Keeping every character as it is, transcribe the entries below.

━━━ EXTRACTED MATERIAL ━━━
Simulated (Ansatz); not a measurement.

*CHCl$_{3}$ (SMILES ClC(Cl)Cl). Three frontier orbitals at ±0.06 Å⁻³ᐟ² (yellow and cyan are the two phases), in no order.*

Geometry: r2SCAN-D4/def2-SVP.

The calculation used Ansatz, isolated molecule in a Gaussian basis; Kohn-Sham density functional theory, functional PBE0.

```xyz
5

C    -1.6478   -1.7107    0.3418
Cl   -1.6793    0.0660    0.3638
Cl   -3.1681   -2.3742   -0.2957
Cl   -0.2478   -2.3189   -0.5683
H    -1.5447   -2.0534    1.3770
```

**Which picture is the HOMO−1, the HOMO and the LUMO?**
━━━

ANSWER AREA |
Simulated (Ansatz); not a measurement.

*CHCl$_{3}$ (SMILES ClC(Cl)Cl). Three frontier orbitals at ±0.06 Å⁻³ᐟ² (yellow and cyan are the two phases), in no order.*

Geometry: r2SCAN-D4/def2-SVP.

The calculation used Ansatz, isolated molecule in a Gaussian basis; Kohn-Sham density functional theory, functional PBE0.

```xyz
5

C    -1.6478   -1.7107    0.3418
Cl   -1.6793    0.0660    0.3638
Cl   -3.1681   -2.3742   -0.2957
Cl   -0.2478   -2.3189   -0.5683
H    -1.5447   -2.0534    1.3770
```

**Which picture is the HOMO−1, the HOMO and the LUMO?**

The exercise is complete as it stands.